> _Assigned task_: In your reply, write out the records exactly, each line intact.

# # #
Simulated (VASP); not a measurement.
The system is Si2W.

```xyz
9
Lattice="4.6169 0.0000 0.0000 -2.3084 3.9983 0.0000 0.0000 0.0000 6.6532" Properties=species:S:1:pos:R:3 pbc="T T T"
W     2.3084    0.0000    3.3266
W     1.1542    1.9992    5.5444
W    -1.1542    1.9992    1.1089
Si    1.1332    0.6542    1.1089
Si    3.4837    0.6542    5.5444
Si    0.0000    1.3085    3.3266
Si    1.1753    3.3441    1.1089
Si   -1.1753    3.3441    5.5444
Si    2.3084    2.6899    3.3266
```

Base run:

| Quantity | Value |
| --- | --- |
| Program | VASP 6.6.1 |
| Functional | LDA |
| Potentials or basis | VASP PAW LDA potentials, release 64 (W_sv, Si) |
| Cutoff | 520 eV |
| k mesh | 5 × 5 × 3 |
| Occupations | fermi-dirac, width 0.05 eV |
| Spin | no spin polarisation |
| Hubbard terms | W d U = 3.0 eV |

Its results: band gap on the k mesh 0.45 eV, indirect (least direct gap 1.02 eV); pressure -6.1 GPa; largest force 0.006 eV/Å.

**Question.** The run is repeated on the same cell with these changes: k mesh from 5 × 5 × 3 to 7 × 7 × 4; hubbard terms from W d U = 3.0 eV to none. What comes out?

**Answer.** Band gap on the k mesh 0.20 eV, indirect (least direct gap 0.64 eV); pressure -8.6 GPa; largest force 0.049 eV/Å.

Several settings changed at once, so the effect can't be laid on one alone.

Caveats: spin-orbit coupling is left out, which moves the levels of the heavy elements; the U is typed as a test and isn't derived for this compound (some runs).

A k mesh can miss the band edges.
# # #

> _Task result_:
Simulated (VASP); not a measurement.
The system is Si2W.

```xyz
9
Lattice="4.6169 0.0000 0.0000 -2.3084 3.9983 0.0000 0.0000 0.0000 6.6532" Properties=species:S:1:pos:R:3 pbc="T T T"
W     2.3084    0.0000    3.3266
W     1.1542    1.9992    5.5444
W    -1.1542    1.9992    1.1089
Si    1.1332    0.6542    1.1089
Si    3.4837    0.6542    5.5444
Si    0.0000    1.3085    3.3266
Si    1.1753    3.3441    1.1089
Si   -1.1753    3.3441    5.5444
Si    2.3084    2.6899    3.3266
```

Base run:

| Quantity | Value |
| --- | --- |
| Program | VASP 6.6.1 |
| Functional | LDA |
| Potentials or basis | VASP PAW LDA potentials, release 64 (W_sv, Si) |
| Cutoff | 520 eV |
| k mesh | 5 × 5 × 3 |
| Occupations | fermi-dirac, width 0.05 eV |
| Spin | no spin polarisation |
| Hubbard terms | W d U = 3.0 eV |

Its results: band gap on the k mesh 0.45 eV, indirect (least direct gap 1.02 eV); pressure -6.1 GPa; largest force 0.006 eV/Å.

**Question.** The run is repeated on the same cell with these changes: k mesh from 5 × 5 × 3 to 7 × 7 × 4; hubbard terms from W d U = 3.0 eV to none. What comes out?

**Answer.** Band gap on the k mesh 0.20 eV, indirect (least direct gap 0.64 eV); pressure -8.6 GPa; largest force 0.049 eV/Å.

Several settings changed at once, so the effect can't be laid on one alone.

Caveats: spin-orbit coupling is left out, which moves the levels of the heavy elements; the U is typed as a test and isn't derived for this compound (some runs).

A k mesh can miss the band edges.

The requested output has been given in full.